_WORK TASK_. Produce an exact copy of the first line of the data below and each line after it, please, up to and including the one with "NbOCl, SMILES [Nb]([Cl])=[O]".

_SUPPLIED INFORMATION_.
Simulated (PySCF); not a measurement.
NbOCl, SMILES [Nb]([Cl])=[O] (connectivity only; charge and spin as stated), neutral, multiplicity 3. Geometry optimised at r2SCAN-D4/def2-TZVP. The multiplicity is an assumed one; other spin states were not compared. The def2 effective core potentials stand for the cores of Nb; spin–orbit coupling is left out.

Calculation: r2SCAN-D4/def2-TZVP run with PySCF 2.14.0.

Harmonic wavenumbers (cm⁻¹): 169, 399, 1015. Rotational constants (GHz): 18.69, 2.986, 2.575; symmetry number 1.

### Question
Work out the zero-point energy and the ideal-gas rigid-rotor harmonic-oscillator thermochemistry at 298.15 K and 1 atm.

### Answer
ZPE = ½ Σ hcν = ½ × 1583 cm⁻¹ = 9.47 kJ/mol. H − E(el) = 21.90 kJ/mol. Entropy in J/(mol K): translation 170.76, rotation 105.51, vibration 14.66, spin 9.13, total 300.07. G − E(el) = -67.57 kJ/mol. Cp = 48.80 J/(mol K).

_TASK SOLUTION_.
Simulated (PySCF); not a measurement.
NbOCl, SMILES [Nb]([Cl])=[O] (connectivity only; charge and spin as stated), neutral, multiplicity 3. Geometry optimised at r2SCAN-D4/def2-TZVP. The multiplicity is an assumed one; other spin states were not compared. The def2 effective core potentials stand for the cores of Nb; spin–orbit coupling is left out.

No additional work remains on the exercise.